········
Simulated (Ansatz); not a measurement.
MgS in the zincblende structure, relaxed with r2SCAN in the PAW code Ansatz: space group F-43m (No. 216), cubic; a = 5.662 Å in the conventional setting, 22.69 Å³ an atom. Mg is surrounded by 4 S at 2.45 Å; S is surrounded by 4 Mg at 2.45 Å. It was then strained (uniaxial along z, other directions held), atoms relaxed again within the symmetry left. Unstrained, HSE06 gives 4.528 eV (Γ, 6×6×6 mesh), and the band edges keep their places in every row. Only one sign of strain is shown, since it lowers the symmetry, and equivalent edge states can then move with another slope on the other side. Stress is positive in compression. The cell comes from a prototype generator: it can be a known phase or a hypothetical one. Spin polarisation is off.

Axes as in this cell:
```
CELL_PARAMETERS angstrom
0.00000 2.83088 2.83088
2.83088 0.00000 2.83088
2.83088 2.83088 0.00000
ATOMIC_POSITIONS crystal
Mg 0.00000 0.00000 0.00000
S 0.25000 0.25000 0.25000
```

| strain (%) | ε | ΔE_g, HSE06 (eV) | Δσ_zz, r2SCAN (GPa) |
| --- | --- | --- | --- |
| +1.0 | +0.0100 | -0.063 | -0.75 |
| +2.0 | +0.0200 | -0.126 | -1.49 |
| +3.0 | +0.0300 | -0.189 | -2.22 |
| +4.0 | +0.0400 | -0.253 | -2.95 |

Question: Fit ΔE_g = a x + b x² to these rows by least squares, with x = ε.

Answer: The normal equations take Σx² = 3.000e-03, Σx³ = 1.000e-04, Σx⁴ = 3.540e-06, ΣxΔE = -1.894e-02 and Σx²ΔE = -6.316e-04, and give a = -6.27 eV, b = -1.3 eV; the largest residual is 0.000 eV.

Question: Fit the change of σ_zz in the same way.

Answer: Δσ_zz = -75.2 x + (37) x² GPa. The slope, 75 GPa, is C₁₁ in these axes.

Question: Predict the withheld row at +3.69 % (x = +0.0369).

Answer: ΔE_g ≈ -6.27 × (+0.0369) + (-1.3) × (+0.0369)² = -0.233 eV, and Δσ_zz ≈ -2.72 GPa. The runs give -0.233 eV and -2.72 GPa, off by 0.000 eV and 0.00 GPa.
········

TASK ITEM: Take the lines from the first line of the listing to the line containing "Question: Fit ΔE_g". Please print them exactly, ends included, with nothing else.

ANSWER BOX:
Simulated (Ansatz); not a measurement.
MgS in the zincblende structure, relaxed with r2SCAN in the PAW code Ansatz: space group F-43m (No. 216), cubic; a = 5.662 Å in the conventional setting, 22.69 Å³ an atom. Mg is surrounded by 4 S at 2.45 Å; S is surrounded by 4 Mg at 2.45 Å. It was then strained (uniaxial along z, other directions held), atoms relaxed again within the symmetry left. Unstrained, HSE06 gives 4.528 eV (Γ, 6×6×6 mesh), and the band edges keep their places in every row. Only one sign of strain is shown, since it lowers the symmetry, and equivalent edge states can then move with another slope on the other side. Stress is positive in compression. The cell comes from a prototype generator: it can be a known phase or a hypothetical one. Spin polarisation is off.

Axes as in this cell:
```
CELL_PARAMETERS angstrom
0.00000 2.83088 2.83088
2.83088 0.00000 2.83088
2.83088 2.83088 0.00000
ATOMIC_POSITIONS crystal
Mg 0.00000 0.00000 0.00000
S 0.25000 0.25000 0.25000
```

| strain (%) | ε | ΔE_g, HSE06 (eV) | Δσ_zz, r2SCAN (GPa) |
| --- | --- | --- | --- |
| +1.0 | +0.0100 | -0.063 | -0.75 |
| +2.0 | +0.0200 | -0.126 | -1.49 |
| +3.0 | +0.0300 | -0.189 | -2.22 |
| +4.0 | +0.0400 | -0.253 | -2.95 |

Question: Fit ΔE_g = a x + b x² to these rows by least squares, with x = ε.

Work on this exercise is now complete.